## Required action
Only some lines are wanted. Transcribe, exactly, the lines below from the line with "Alike in all" up to and including the line with "Q: Fill in the values left out.".

++++++++

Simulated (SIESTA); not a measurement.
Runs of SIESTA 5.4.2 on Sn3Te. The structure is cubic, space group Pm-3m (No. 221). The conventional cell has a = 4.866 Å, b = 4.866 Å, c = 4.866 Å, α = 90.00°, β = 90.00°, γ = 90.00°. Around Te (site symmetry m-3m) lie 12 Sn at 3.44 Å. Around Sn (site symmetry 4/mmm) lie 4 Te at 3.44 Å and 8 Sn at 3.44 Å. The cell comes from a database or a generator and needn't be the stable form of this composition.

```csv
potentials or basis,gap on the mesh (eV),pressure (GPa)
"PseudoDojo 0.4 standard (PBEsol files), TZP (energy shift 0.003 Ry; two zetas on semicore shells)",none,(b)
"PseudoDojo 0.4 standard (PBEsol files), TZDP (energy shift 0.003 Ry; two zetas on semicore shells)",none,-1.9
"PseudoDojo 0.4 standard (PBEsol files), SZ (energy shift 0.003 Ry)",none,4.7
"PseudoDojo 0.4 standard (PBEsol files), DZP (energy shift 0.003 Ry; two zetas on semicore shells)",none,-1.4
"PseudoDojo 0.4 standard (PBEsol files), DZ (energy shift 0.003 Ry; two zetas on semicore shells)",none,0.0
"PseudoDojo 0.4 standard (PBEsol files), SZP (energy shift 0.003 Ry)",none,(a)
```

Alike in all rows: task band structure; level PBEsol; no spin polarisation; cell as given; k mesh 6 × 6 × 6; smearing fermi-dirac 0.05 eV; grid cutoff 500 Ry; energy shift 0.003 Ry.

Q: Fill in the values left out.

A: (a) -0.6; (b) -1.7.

++++++++

## Response box
Alike in all rows: task band structure; level PBEsol; no spin polarisation; cell as given; k mesh 6 × 6 × 6; smearing fermi-dirac 0.05 eV; grid cutoff 500 Ry; energy shift 0.003 Ry.

Q: Fill in the values left out.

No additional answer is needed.